REQUIREMENT:
Provide the data again exactly, including every line that follows.

EXTRACTED INFORMATION:
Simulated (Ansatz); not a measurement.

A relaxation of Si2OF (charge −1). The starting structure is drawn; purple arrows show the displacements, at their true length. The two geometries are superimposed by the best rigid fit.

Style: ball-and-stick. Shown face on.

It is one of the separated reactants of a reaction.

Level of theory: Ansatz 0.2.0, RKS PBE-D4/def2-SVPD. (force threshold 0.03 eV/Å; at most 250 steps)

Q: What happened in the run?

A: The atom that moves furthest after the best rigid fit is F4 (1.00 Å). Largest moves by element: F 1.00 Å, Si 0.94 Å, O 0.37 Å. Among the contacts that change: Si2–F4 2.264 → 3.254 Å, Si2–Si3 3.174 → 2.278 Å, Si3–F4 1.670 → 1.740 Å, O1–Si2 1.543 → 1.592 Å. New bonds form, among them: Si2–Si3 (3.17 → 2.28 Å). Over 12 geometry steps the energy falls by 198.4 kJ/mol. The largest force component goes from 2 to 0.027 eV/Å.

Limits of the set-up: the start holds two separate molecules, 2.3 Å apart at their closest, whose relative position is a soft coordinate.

TASK OUTPUT:
Simulated (Ansatz); not a measurement.

A relaxation of Si2OF (charge −1). The starting structure is drawn; purple arrows show the displacements, at their true length. The two geometries are superimposed by the best rigid fit.

Style: ball-and-stick. Shown face on.

It is one of the separated reactants of a reaction.

Level of theory: Ansatz 0.2.0, RKS PBE-D4/def2-SVPD. (force threshold 0.03 eV/Å; at most 250 steps)

Q: What happened in the run?

A: The atom that moves furthest after the best rigid fit is F4 (1.00 Å). Largest moves by element: F 1.00 Å, Si 0.94 Å, O 0.37 Å. Among the contacts that change: Si2–F4 2.264 → 3.254 Å, Si2–Si3 3.174 → 2.278 Å, Si3–F4 1.670 → 1.740 Å, O1–Si2 1.543 → 1.592 Å. New bonds form, among them: Si2–Si3 (3.17 → 2.28 Å). Over 12 geometry steps the energy falls by 198.4 kJ/mol. The largest force component goes from 2 to 0.027 eV/Å.

Limits of the set-up: the start holds two separate molecules, 2.3 Å apart at their closest, whose relative position is a soft coordinate.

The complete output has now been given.